§
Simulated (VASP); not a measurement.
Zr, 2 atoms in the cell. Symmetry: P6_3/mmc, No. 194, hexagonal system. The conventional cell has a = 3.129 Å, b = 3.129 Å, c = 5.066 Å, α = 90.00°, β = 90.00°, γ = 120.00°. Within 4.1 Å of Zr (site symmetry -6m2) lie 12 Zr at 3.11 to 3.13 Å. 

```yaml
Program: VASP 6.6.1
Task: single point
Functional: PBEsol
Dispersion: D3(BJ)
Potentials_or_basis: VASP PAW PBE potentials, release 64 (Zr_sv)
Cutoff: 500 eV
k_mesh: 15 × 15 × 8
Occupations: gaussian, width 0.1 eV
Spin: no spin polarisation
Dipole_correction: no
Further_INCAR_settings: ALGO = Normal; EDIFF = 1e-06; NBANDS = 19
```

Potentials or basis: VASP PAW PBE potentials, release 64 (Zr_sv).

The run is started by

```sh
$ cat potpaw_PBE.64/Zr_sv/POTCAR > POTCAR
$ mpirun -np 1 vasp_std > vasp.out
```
§

Brief> Would you transcribe the whole listing, keeping every character the same?

Answer section>
Simulated (VASP); not a measurement.
Zr, 2 atoms in the cell. Symmetry: P6_3/mmc, No. 194, hexagonal system. The conventional cell has a = 3.129 Å, b = 3.129 Å, c = 5.066 Å, α = 90.00°, β = 90.00°, γ = 120.00°. Within 4.1 Å of Zr (site symmetry -6m2) lie 12 Zr at 3.11 to 3.13 Å. 

```yaml
Program: VASP 6.6.1
Task: single point
Functional: PBEsol
Dispersion: D3(BJ)
Potentials_or_basis: VASP PAW PBE potentials, release 64 (Zr_sv)
Cutoff: 500 eV
k_mesh: 15 × 15 × 8
Occupations: gaussian, width 0.1 eV
Spin: no spin polarisation
Dipole_correction: no
Further_INCAR_settings: ALGO = Normal; EDIFF = 1e-06; NBANDS = 19
```

Potentials or basis: VASP PAW PBE potentials, release 64 (Zr_sv).

The run is started by

```sh
$ cat potpaw_PBE.64/Zr_sv/POTCAR > POTCAR
$ mpirun -np 1 vasp_std > vasp.out
```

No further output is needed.